_Data:_
- - - - -

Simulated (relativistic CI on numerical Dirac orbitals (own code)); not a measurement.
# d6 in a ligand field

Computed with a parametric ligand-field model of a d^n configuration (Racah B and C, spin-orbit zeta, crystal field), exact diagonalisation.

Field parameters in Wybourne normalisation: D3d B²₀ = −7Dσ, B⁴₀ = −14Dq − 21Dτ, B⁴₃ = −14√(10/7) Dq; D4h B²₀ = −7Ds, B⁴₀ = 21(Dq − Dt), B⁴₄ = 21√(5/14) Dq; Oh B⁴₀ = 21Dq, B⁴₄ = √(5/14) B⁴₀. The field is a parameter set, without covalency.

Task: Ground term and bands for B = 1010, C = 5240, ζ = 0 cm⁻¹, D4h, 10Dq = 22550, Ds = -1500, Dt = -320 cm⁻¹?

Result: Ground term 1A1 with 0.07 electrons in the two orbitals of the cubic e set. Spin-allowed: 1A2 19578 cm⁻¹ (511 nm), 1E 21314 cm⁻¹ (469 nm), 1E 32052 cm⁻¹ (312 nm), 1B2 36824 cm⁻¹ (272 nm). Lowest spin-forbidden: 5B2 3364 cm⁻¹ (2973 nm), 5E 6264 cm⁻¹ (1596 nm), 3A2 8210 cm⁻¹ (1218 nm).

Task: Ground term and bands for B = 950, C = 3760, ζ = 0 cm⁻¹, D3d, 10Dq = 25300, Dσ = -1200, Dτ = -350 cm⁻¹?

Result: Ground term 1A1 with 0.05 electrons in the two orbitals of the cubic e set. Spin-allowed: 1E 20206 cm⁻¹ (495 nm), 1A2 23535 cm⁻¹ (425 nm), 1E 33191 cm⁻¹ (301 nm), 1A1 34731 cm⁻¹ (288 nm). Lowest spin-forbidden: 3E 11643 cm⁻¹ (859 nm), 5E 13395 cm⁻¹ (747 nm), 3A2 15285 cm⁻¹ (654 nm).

- - - - -

_Brief:_ In the entries above, find the line holding "# d6 in a ligand field" and the line holding "Task: Ground term and bands for B = 1010, C"; print both of them and every line between, exactly, and nothing else.

_Written response:_
# d6 in a ligand field

Computed with a parametric ligand-field model of a d^n configuration (Racah B and C, spin-orbit zeta, crystal field), exact diagonalisation.

Field parameters in Wybourne normalisation: D3d B²₀ = −7Dσ, B⁴₀ = −14Dq − 21Dτ, B⁴₃ = −14√(10/7) Dq; D4h B²₀ = −7Ds, B⁴₀ = 21(Dq − Dt), B⁴₄ = 21√(5/14) Dq; Oh B⁴₀ = 21Dq, B⁴₄ = √(5/14) B⁴₀. The field is a parameter set, without covalency.

Task: Ground term and bands for B = 1010, C = 5240, ζ = 0 cm⁻¹, D4h, 10Dq = 22550, Ds = -1500, Dt = -320 cm⁻¹?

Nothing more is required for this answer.